In the records below, the line with "The species is" opens the range and the line with "Q: Where do" closes it; print that range exactly and nothing else.

────────────────────────────────────────
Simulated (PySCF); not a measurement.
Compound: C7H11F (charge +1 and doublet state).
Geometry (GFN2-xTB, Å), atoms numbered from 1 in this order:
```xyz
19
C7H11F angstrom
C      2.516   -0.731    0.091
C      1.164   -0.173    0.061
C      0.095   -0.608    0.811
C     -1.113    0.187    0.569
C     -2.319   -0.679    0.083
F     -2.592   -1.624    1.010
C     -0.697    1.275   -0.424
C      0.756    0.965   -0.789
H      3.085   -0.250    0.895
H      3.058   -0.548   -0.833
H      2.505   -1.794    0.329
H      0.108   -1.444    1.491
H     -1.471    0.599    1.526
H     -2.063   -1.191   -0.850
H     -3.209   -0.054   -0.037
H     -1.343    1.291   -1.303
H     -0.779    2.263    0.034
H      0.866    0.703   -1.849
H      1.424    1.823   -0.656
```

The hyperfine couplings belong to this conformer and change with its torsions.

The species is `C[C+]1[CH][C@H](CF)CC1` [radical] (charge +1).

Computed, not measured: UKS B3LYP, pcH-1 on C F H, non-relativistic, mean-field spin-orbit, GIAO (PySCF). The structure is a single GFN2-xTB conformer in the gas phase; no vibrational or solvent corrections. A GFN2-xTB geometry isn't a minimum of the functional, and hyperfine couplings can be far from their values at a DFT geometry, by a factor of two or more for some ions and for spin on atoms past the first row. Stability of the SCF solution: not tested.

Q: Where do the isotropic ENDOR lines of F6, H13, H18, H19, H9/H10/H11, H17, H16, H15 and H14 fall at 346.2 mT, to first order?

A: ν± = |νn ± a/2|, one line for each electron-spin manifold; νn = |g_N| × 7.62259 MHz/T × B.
────────────────────────────────────────

• Exercise answer
The species is `C[C+]1[CH][C@H](CF)CC1` [radical] (charge +1).

Computed, not measured: UKS B3LYP, pcH-1 on C F H, non-relativistic, mean-field spin-orbit, GIAO (PySCF). The structure is a single GFN2-xTB conformer in the gas phase; no vibrational or solvent corrections. A GFN2-xTB geometry isn't a minimum of the functional, and hyperfine couplings can be far from their values at a DFT geometry, by a factor of two or more for some ions and for spin on atoms past the first row. Stability of the SCF solution: not tested.

Q: Where do the isotropic ENDOR lines of F6, H13, H18, H19, H9/H10/H11, H17, H16, H15 and H14 fall at 346.2 mT, to first order?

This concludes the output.